- **Work instruction**:
Restate every record that follows, keeping it exact.

- **Dataset extract**:
• • • • •
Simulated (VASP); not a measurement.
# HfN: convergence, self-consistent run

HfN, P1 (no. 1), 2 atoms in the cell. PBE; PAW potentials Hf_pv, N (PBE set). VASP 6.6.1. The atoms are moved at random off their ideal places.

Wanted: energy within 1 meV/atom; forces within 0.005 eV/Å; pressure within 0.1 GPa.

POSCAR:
• • • • •

- **Answer area**:
Simulated (VASP); not a measurement.
# HfN: convergence, self-consistent run

HfN, P1 (no. 1), 2 atoms in the cell. PBE; PAW potentials Hf_pv, N (PBE set). VASP 6.6.1. The atoms are moved at random off their ideal places.

Wanted: energy within 1 meV/atom; forces within 0.005 eV/Å; pressure within 0.1 GPa.

POSCAR:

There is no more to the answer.